_PROVIDED MATERIAL_:
========================================================================

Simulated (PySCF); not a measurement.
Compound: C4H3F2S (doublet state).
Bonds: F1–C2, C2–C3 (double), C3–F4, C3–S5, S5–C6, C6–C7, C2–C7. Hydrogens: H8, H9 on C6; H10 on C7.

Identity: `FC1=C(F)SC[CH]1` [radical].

========================================================================

Output a faithful copy of every entry, keeping each line as written.

Simulated (PySCF); not a measurement.
Compound: C4H3F2S (doublet state).
Bonds: F1–C2, C2–C3 (double), C3–F4, C3–S5, S5–C6, C6–C7, C2–C7. Hydrogens: H8, H9 on C6; H10 on C7.

Identity: `FC1=C(F)SC[CH]1` [radical].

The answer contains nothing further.